**REQUIRED ACTION**
Your output should be the complete listing, repeated exactly.

**INFORMATION PROVIDED**
——
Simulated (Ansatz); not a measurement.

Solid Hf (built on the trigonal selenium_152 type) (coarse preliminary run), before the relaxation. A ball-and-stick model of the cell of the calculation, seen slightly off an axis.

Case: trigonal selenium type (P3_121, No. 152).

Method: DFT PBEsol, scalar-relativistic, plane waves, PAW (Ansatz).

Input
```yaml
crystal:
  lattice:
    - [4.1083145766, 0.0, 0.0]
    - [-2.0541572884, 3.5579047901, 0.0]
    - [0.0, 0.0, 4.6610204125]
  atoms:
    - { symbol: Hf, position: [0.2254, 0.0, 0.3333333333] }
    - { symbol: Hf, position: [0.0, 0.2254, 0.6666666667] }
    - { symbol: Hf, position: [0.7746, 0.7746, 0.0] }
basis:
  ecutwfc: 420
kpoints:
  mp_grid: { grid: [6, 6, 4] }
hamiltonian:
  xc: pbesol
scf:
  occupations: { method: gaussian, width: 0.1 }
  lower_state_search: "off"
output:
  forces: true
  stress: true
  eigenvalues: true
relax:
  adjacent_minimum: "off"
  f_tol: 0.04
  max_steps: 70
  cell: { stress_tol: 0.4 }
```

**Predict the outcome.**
——

**RESULT**
Simulated (Ansatz); not a measurement.

Solid Hf (built on the trigonal selenium_152 type) (coarse preliminary run), before the relaxation. A ball-and-stick model of the cell of the calculation, seen slightly off an axis.

Case: trigonal selenium type (P3_121, No. 152).

Method: DFT PBEsol, scalar-relativistic, plane waves, PAW (Ansatz).

Input
```yaml
crystal:
  lattice:
    - [4.1083145766, 0.0, 0.0]
    - [-2.0541572884, 3.5579047901, 0.0]
    - [0.0, 0.0, 4.6610204125]
  atoms:
    - { symbol: Hf, position: [0.2254, 0.0, 0.3333333333] }
    - { symbol: Hf, position: [0.0, 0.2254, 0.6666666667] }
    - { symbol: Hf, position: [0.7746, 0.7746, 0.0] }
basis:
  ecutwfc: 420
kpoints:
  mp_grid: { grid: [6, 6, 4] }
hamiltonian:
  xc: pbesol
scf:
  occupations: { method: gaussian, width: 0.1 }
  lower_state_search: "off"
output:
  forces: true
  stress: true
  eigenvalues: true
relax:
  adjacent_minimum: "off"
  f_tol: 0.04
  max_steps: 70
  cell: { stress_tol: 0.4 }
```

**Predict the outcome.**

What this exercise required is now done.